**Assigned task**
Nothing should be output except the lines from the top of the material below through the line that contains "Charge 0, spin multiplicity 1.", each exactly as written.

Extracted information Block Start

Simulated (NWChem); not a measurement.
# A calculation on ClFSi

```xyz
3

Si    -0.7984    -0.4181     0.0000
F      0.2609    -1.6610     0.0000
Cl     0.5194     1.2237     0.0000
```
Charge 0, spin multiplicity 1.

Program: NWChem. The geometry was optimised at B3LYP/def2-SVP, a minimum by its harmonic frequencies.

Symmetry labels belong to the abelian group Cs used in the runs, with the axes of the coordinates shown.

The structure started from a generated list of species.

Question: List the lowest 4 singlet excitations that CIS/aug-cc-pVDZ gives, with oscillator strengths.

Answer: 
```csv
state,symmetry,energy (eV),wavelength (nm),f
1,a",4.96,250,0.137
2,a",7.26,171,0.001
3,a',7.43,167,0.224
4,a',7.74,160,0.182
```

Extracted information Block End

**Task solution**
Simulated (NWChem); not a measurement.
# A calculation on ClFSi

```xyz
3

Si    -0.7984    -0.4181     0.0000
F      0.2609    -1.6610     0.0000
Cl     0.5194     1.2237     0.0000
```
Charge 0, spin multiplicity 1.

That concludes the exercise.